§ **Data**
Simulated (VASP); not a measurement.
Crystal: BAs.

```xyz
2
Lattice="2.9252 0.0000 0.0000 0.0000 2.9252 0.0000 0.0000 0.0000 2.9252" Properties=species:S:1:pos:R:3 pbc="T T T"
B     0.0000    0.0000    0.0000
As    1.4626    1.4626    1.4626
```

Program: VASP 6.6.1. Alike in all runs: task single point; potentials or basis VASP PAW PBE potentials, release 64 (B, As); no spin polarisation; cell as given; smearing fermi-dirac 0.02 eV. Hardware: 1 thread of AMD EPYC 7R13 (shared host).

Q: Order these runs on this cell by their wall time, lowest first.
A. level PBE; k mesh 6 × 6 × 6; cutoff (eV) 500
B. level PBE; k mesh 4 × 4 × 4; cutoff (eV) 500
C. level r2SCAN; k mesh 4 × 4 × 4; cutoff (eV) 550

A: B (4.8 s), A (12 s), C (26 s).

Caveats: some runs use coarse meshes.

§ **Work task**
Return only the stretch of the material above from the line holding "B. level PBE;" through the line holding "A: B (4.8 s), A (12 s), C (26 s).", copied exactly.

§ **Written answer**
B. level PBE; k mesh 4 × 4 × 4; cutoff (eV) 500
C. level r2SCAN; k mesh 4 × 4 × 4; cutoff (eV) 550

A: B (4.8 s), A (12 s), C (26 s).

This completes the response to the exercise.